- _Supplied entries_:
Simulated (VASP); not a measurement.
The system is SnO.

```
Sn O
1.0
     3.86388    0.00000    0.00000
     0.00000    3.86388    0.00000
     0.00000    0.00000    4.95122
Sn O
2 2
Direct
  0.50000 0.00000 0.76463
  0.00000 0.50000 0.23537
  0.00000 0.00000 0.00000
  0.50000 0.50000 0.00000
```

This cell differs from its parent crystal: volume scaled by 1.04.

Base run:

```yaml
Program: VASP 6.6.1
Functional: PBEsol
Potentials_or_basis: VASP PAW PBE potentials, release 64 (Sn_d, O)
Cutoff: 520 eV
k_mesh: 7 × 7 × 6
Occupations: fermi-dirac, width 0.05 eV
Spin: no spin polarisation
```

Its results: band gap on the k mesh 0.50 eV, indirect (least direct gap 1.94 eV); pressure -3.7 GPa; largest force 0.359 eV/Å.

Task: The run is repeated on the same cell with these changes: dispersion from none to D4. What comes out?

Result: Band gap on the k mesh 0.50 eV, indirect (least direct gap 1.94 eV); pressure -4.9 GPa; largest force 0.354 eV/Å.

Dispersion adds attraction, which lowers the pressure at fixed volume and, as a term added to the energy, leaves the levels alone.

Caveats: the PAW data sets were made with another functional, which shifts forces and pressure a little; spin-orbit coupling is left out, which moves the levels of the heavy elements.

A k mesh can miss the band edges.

- _Assigned task_:
Return the records above verbatim, in their entirety.

- _Exercise result_:
Simulated (VASP); not a measurement.
The system is SnO.

```
Sn O
1.0
     3.86388    0.00000    0.00000
     0.00000    3.86388    0.00000
     0.00000    0.00000    4.95122
Sn O
2 2
Direct
  0.50000 0.00000 0.76463
  0.00000 0.50000 0.23537
  0.00000 0.00000 0.00000
  0.50000 0.50000 0.00000
```

This cell differs from its parent crystal: volume scaled by 1.04.

Base run:

```yaml
Program: VASP 6.6.1
Functional: PBEsol
Potentials_or_basis: VASP PAW PBE potentials, release 64 (Sn_d, O)
Cutoff: 520 eV
k_mesh: 7 × 7 × 6
Occupations: fermi-dirac, width 0.05 eV
Spin: no spin polarisation
```

Its results: band gap on the k mesh 0.50 eV, indirect (least direct gap 1.94 eV); pressure -3.7 GPa; largest force 0.359 eV/Å.

Task: The run is repeated on the same cell with these changes: dispersion from none to D4. What comes out?

Result: Band gap on the k mesh 0.50 eV, indirect (least direct gap 1.94 eV); pressure -4.9 GPa; largest force 0.354 eV/Å.

Dispersion adds attraction, which lowers the pressure at fixed volume and, as a term added to the energy, leaves the levels alone.

Caveats: the PAW data sets were made with another functional, which shifts forces and pressure a little; spin-orbit coupling is left out, which moves the levels of the heavy elements.

A k mesh can miss the band edges.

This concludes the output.